DATA TO EXAMINE:
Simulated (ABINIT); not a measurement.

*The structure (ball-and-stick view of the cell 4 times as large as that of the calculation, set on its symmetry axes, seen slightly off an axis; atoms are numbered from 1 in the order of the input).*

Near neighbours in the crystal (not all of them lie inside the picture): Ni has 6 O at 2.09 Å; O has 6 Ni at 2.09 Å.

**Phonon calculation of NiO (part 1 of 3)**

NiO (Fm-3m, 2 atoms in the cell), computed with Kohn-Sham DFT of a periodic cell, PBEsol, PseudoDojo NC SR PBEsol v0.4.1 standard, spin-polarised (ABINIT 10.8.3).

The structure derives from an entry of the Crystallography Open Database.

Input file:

WORK TASK: Everything from the first line of the listing above through the line holding "of the input).*" must be retyped exactly; nothing else belongs in the reply.

YOUR SOLUTION:
Simulated (ABINIT); not a measurement.

*The structure (ball-and-stick view of the cell 4 times as large as that of the calculation, set on its symmetry axes, seen slightly off an axis; atoms are numbered from 1 in the order of the input).*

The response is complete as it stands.